- - - - - - -

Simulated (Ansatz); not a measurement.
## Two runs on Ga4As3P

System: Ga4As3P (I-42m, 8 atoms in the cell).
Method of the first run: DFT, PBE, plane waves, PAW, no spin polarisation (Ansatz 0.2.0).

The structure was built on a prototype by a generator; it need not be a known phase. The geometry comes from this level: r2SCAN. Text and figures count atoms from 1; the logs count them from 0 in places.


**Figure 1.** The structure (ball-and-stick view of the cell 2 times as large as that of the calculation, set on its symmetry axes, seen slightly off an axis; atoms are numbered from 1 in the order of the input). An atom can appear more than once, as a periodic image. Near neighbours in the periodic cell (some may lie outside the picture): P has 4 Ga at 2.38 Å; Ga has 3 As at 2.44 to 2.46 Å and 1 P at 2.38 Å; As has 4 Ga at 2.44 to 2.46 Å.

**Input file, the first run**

- - - - - - -

» **WORK TASK**: Restate all of the material, keeping every word intact.

» **ANSWER SECTION**:
Simulated (Ansatz); not a measurement.
## Two runs on Ga4As3P

System: Ga4As3P (I-42m, 8 atoms in the cell).
Method of the first run: DFT, PBE, plane waves, PAW, no spin polarisation (Ansatz 0.2.0).

The structure was built on a prototype by a generator; it need not be a known phase. The geometry comes from this level: r2SCAN. Text and figures count atoms from 1; the logs count them from 0 in places.


**Figure 1.** The structure (ball-and-stick view of the cell 2 times as large as that of the calculation, set on its symmetry axes, seen slightly off an axis; atoms are numbered from 1 in the order of the input). An atom can appear more than once, as a periodic image. Near neighbours in the periodic cell (some may lie outside the picture): P has 4 Ga at 2.38 Å; Ga has 3 As at 2.44 to 2.46 Å and 1 P at 2.38 Å; As has 4 Ga at 2.44 to 2.46 Å.

**Input file, the first run**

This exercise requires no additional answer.